__REQUIREMENT__
Your output should be the lines of the data that follow, reproduced exactly from the first through the line bearing "Q: How long".

__INFORMATION GIVEN__
- - -

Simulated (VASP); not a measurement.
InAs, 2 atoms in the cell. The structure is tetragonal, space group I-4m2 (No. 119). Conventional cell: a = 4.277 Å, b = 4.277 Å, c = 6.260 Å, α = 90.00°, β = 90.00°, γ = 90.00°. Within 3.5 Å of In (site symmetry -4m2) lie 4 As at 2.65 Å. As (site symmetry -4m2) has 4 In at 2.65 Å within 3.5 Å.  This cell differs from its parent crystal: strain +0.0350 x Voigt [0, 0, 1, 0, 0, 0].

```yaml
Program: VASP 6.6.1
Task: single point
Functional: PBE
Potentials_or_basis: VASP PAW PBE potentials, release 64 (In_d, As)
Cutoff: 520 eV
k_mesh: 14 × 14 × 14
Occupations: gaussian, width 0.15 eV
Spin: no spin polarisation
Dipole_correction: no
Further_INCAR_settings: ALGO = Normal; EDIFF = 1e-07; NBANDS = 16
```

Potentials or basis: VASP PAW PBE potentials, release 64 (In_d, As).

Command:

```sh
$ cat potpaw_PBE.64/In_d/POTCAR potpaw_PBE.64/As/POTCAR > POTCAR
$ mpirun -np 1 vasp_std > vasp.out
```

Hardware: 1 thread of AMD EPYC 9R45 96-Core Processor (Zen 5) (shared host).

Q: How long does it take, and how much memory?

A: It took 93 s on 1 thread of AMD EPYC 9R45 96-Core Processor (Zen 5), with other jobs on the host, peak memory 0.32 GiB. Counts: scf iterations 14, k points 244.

- - -

__TASK OUTPUT__
Simulated (VASP); not a measurement.
InAs, 2 atoms in the cell. The structure is tetragonal, space group I-4m2 (No. 119). Conventional cell: a = 4.277 Å, b = 4.277 Å, c = 6.260 Å, α = 90.00°, β = 90.00°, γ = 90.00°. Within 3.5 Å of In (site symmetry -4m2) lie 4 As at 2.65 Å. As (site symmetry -4m2) has 4 In at 2.65 Å within 3.5 Å.  This cell differs from its parent crystal: strain +0.0350 x Voigt [0, 0, 1, 0, 0, 0].

```yaml
Program: VASP 6.6.1
Task: single point
Functional: PBE
Potentials_or_basis: VASP PAW PBE potentials, release 64 (In_d, As)
Cutoff: 520 eV
k_mesh: 14 × 14 × 14
Occupations: gaussian, width 0.15 eV
Spin: no spin polarisation
Dipole_correction: no
Further_INCAR_settings: ALGO = Normal; EDIFF = 1e-07; NBANDS = 16
```

Potentials or basis: VASP PAW PBE potentials, release 64 (In_d, As).

Command:

```sh
$ cat potpaw_PBE.64/In_d/POTCAR potpaw_PBE.64/As/POTCAR > POTCAR
$ mpirun -np 1 vasp_std > vasp.out
```

Hardware: 1 thread of AMD EPYC 9R45 96-Core Processor (Zen 5) (shared host).

Q: How long does it take, and how much memory?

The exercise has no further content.